Extracted information:
........

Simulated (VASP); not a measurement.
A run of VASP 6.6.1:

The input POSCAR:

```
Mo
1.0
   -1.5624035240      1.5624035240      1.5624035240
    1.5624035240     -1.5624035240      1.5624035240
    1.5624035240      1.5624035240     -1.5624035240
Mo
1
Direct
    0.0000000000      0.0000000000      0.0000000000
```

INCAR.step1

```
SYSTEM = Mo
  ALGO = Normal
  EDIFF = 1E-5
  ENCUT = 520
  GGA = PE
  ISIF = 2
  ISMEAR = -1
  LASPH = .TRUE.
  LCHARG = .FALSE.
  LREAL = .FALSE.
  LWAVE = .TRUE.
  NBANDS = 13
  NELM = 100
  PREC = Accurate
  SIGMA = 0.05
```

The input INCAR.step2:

........

Work instruction:
Your answer should be the records above, set down exactly.

Written response:
Simulated (VASP); not a measurement.
A run of VASP 6.6.1:

The input POSCAR:

```
Mo
1.0
   -1.5624035240      1.5624035240      1.5624035240
    1.5624035240     -1.5624035240      1.5624035240
    1.5624035240      1.5624035240     -1.5624035240
Mo
1
Direct
    0.0000000000      0.0000000000      0.0000000000
```

INCAR.step1

```
SYSTEM = Mo
  ALGO = Normal
  EDIFF = 1E-5
  ENCUT = 520
  GGA = PE
  ISIF = 2
  ISMEAR = -1
  LASPH = .TRUE.
  LCHARG = .FALSE.
  LREAL = .FALSE.
  LWAVE = .TRUE.
  NBANDS = 13
  NELM = 100
  PREC = Accurate
  SIGMA = 0.05
```

The input INCAR.step2:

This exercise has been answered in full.